-=-=-

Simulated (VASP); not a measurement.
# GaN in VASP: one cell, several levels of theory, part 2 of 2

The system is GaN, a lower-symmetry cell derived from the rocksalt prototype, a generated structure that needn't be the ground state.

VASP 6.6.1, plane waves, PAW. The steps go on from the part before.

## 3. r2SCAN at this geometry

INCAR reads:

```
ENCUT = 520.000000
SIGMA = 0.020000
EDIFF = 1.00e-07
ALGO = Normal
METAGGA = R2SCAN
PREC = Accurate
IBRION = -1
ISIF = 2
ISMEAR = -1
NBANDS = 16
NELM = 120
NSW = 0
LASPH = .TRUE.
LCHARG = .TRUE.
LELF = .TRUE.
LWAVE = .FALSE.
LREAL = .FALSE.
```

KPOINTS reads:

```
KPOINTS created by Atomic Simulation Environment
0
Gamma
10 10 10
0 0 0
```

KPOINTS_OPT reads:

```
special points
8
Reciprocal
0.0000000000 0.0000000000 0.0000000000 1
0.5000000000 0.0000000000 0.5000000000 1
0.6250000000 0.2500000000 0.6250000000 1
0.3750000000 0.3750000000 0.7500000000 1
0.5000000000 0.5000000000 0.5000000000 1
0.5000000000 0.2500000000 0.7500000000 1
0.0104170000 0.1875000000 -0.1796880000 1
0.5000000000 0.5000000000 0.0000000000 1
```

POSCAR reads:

-=-=-

### WORK TASK
Each entry above should be repeated exactly, with no line left out.

### WRITTEN REPLY
Simulated (VASP); not a measurement.
# GaN in VASP: one cell, several levels of theory, part 2 of 2

The system is GaN, a lower-symmetry cell derived from the rocksalt prototype, a generated structure that needn't be the ground state.

VASP 6.6.1, plane waves, PAW. The steps go on from the part before.

## 3. r2SCAN at this geometry

INCAR reads:

```
ENCUT = 520.000000
SIGMA = 0.020000
EDIFF = 1.00e-07
ALGO = Normal
METAGGA = R2SCAN
PREC = Accurate
IBRION = -1
ISIF = 2
ISMEAR = -1
NBANDS = 16
NELM = 120
NSW = 0
LASPH = .TRUE.
LCHARG = .TRUE.
LELF = .TRUE.
LWAVE = .FALSE.
LREAL = .FALSE.
```

KPOINTS reads:

```
KPOINTS created by Atomic Simulation Environment
0
Gamma
10 10 10
0 0 0
```

KPOINTS_OPT reads:

```
special points
8
Reciprocal
0.0000000000 0.0000000000 0.0000000000 1
0.5000000000 0.0000000000 0.5000000000 1
0.6250000000 0.2500000000 0.6250000000 1
0.3750000000 0.3750000000 0.7500000000 1
0.5000000000 0.5000000000 0.5000000000 1
0.5000000000 0.2500000000 0.7500000000 1
0.0104170000 0.1875000000 -0.1796880000 1
0.5000000000 0.5000000000 0.0000000000 1
```

POSCAR reads:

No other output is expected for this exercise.